START Dataset
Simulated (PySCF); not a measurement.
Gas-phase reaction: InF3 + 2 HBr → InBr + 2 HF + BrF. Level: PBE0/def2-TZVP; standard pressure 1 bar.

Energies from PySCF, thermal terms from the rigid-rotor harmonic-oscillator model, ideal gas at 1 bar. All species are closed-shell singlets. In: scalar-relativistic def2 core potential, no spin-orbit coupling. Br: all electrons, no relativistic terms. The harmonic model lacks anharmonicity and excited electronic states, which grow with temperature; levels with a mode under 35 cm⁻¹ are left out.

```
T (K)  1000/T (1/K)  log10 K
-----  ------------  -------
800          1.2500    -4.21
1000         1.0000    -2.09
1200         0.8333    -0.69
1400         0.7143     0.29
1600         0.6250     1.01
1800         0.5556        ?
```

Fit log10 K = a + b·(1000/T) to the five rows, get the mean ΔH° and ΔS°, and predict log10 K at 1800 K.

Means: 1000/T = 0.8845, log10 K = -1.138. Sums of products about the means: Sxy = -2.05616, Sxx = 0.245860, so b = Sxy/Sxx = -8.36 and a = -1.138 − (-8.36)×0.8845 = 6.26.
END Dataset

Exactly as written, please output every entry.

Simulated (PySCF); not a measurement.
Gas-phase reaction: InF3 + 2 HBr → InBr + 2 HF + BrF. Level: PBE0/def2-TZVP; standard pressure 1 bar.

Energies from PySCF, thermal terms from the rigid-rotor harmonic-oscillator model, ideal gas at 1 bar. All species are closed-shell singlets. In: scalar-relativistic def2 core potential, no spin-orbit coupling. Br: all electrons, no relativistic terms. The harmonic model lacks anharmonicity and excited electronic states, which grow with temperature; levels with a mode under 35 cm⁻¹ are left out.

```
T (K)  1000/T (1/K)  log10 K
-----  ------------  -------
800          1.2500    -4.21
1000         1.0000    -2.09
1200         0.8333    -0.69
1400         0.7143     0.29
1600         0.6250     1.01
1800         0.5556        ?
```

Fit log10 K = a + b·(1000/T) to the five rows, get the mean ΔH° and ΔS°, and predict log10 K at 1800 K.

Means: 1000/T = 0.8845, log10 K = -1.138. Sums of products about the means: Sxy = -2.05616, Sxx = 0.245860, so b = Sxy/Sxx = -8.36 and a = -1.138 − (-8.36)×0.8845 = 6.26.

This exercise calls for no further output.